......

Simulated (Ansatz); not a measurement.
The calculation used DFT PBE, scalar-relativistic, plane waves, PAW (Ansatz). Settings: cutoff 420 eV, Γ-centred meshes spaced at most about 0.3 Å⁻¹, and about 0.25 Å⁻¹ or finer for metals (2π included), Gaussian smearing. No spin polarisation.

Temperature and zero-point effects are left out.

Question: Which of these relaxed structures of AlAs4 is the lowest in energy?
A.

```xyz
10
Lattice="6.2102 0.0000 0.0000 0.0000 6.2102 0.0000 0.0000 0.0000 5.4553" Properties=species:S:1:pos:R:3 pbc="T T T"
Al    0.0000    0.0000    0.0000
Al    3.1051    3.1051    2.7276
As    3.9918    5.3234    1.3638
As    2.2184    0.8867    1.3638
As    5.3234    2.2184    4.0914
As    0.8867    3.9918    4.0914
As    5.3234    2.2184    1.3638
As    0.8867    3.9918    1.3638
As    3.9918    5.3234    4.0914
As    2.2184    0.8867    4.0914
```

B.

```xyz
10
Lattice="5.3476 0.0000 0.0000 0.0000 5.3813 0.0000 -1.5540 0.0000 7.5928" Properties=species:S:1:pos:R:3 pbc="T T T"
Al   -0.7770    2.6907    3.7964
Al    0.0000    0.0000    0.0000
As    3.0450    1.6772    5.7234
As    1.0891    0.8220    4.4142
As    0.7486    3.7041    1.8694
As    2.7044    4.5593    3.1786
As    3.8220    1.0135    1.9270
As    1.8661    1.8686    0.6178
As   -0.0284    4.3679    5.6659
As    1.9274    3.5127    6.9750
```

......

Work order: Retype all of the lines shown above, keeping each one exact.

Response area:
Simulated (Ansatz); not a measurement.
The calculation used DFT PBE, scalar-relativistic, plane waves, PAW (Ansatz). Settings: cutoff 420 eV, Γ-centred meshes spaced at most about 0.3 Å⁻¹, and about 0.25 Å⁻¹ or finer for metals (2π included), Gaussian smearing. No spin polarisation.

Temperature and zero-point effects are left out.

Question: Which of these relaxed structures of AlAs4 is the lowest in energy?
A.

```xyz
10
Lattice="6.2102 0.0000 0.0000 0.0000 6.2102 0.0000 0.0000 0.0000 5.4553" Properties=species:S:1:pos:R:3 pbc="T T T"
Al    0.0000    0.0000    0.0000
Al    3.1051    3.1051    2.7276
As    3.9918    5.3234    1.3638
As    2.2184    0.8867    1.3638
As    5.3234    2.2184    4.0914
As    0.8867    3.9918    4.0914
As    5.3234    2.2184    1.3638
As    0.8867    3.9918    1.3638
As    3.9918    5.3234    4.0914
As    2.2184    0.8867    4.0914
```

B.

```xyz
10
Lattice="5.3476 0.0000 0.0000 0.0000 5.3813 0.0000 -1.5540 0.0000 7.5928" Properties=species:S:1:pos:R:3 pbc="T T T"
Al   -0.7770    2.6907    3.7964
Al    0.0000    0.0000    0.0000
As    3.0450    1.6772    5.7234
As    1.0891    0.8220    4.4142
As    0.7486    3.7041    1.8694
As    2.7044    4.5593    3.1786
As    3.8220    1.0135    1.9270
As    1.8661    1.8686    0.6178
As   -0.0284    4.3679    5.6659
As    1.9274    3.5127    6.9750
```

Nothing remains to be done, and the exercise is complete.